Records shown —
========================
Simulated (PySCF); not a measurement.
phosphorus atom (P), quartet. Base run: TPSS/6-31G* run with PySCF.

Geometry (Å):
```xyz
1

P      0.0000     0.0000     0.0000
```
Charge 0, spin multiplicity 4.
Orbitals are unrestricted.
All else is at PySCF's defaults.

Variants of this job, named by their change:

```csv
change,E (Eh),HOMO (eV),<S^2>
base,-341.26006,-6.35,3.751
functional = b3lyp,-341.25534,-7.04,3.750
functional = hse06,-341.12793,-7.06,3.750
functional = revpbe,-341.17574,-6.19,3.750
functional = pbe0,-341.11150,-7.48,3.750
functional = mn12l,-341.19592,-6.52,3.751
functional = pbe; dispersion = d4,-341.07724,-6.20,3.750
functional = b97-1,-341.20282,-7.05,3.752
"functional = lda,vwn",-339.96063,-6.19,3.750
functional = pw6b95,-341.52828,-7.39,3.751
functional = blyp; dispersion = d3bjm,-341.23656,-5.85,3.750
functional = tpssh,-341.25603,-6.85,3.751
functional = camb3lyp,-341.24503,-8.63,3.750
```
========================

Reproduce all entries exactly, leaving each one whole.

Answer space —
Simulated (PySCF); not a measurement.
phosphorus atom (P), quartet. Base run: TPSS/6-31G* run with PySCF.

Geometry (Å):
```xyz
1

P      0.0000     0.0000     0.0000
```
Charge 0, spin multiplicity 4.
Orbitals are unrestricted.
All else is at PySCF's defaults.

Variants of this job, named by their change:

```csv
change,E (Eh),HOMO (eV),<S^2>
base,-341.26006,-6.35,3.751
functional = b3lyp,-341.25534,-7.04,3.750
functional = hse06,-341.12793,-7.06,3.750
functional = revpbe,-341.17574,-6.19,3.750
functional = pbe0,-341.11150,-7.48,3.750
functional = mn12l,-341.19592,-6.52,3.751
functional = pbe; dispersion = d4,-341.07724,-6.20,3.750
functional = b97-1,-341.20282,-7.05,3.752
"functional = lda,vwn",-339.96063,-6.19,3.750
functional = pw6b95,-341.52828,-7.39,3.751
functional = blyp; dispersion = d3bjm,-341.23656,-5.85,3.750
functional = tpssh,-341.25603,-6.85,3.751
functional = camb3lyp,-341.24503,-8.63,3.750
```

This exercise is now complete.